▶ _Work instruction_
Quote the full listing word for word.

▶ _Records supplied_
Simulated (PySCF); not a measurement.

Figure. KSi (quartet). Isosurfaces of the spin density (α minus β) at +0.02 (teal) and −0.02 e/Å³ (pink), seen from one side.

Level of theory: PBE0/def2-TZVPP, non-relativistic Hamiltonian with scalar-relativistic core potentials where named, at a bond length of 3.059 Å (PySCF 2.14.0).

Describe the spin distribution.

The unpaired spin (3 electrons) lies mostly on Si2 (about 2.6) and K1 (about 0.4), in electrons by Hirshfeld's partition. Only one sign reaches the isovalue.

▶ _Response_
Simulated (PySCF); not a measurement.

Figure. KSi (quartet). Isosurfaces of the spin density (α minus β) at +0.02 (teal) and −0.02 e/Å³ (pink), seen from one side.

Level of theory: PBE0/def2-TZVPP, non-relativistic Hamiltonian with scalar-relativistic core potentials where named, at a bond length of 3.059 Å (PySCF 2.14.0).

Describe the spin distribution.

The unpaired spin (3 electrons) lies mostly on Si2 (about 2.6) and K1 (about 0.4), in electrons by Hirshfeld's partition. Only one sign reaches the isovalue.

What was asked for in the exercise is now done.